[Work task]
Write out the records below once more, exactly and completely.

(Entries provided Opens)

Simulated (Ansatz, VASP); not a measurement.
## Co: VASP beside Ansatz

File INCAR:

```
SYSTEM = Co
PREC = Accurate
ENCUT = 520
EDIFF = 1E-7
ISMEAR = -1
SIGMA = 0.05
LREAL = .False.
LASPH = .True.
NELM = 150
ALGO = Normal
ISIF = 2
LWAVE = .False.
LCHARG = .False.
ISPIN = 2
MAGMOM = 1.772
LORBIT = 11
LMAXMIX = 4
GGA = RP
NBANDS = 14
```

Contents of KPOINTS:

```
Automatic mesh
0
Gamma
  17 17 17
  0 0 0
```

(Entries provided Closes)

[Answer area]
Simulated (Ansatz, VASP); not a measurement.
## Co: VASP beside Ansatz

File INCAR:

```
SYSTEM = Co
PREC = Accurate
ENCUT = 520
EDIFF = 1E-7
ISMEAR = -1
SIGMA = 0.05
LREAL = .False.
LASPH = .True.
NELM = 150
ALGO = Normal
ISIF = 2
LWAVE = .False.
LCHARG = .False.
ISPIN = 2
MAGMOM = 1.772
LORBIT = 11
LMAXMIX = 4
GGA = RP
NBANDS = 14
```

Contents of KPOINTS:

```
Automatic mesh
0
Gamma
  17 17 17
  0 0 0
```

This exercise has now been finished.